## Work task
Look through the records below for the line with "Which element moves most?" and the line with "Describe the change and its energy.", then return those lines and all lines between, exactly.

##### Given information #####

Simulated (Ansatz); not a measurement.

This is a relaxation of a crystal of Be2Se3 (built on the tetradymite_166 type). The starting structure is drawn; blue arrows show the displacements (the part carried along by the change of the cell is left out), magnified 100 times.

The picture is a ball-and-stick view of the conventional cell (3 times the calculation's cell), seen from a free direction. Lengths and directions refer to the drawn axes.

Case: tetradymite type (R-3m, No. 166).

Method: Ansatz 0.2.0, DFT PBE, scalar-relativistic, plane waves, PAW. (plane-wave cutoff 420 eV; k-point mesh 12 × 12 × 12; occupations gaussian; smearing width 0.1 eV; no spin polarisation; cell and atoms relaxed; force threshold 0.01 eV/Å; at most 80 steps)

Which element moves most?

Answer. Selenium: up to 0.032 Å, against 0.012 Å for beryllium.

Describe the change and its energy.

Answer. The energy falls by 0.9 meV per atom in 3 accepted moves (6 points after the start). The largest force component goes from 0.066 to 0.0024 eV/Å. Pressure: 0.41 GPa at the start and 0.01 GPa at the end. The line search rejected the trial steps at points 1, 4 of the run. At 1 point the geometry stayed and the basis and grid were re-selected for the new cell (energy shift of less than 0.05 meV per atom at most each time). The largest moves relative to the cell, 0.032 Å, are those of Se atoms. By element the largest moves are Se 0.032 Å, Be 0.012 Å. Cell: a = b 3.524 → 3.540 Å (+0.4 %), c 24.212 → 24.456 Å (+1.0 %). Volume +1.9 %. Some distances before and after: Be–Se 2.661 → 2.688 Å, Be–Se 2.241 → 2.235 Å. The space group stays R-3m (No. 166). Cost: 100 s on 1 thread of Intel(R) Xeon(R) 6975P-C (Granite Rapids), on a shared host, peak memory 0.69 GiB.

#####

## Response box
Which element moves most?

Answer. Selenium: up to 0.032 Å, against 0.012 Å for beryllium.

Describe the change and its energy.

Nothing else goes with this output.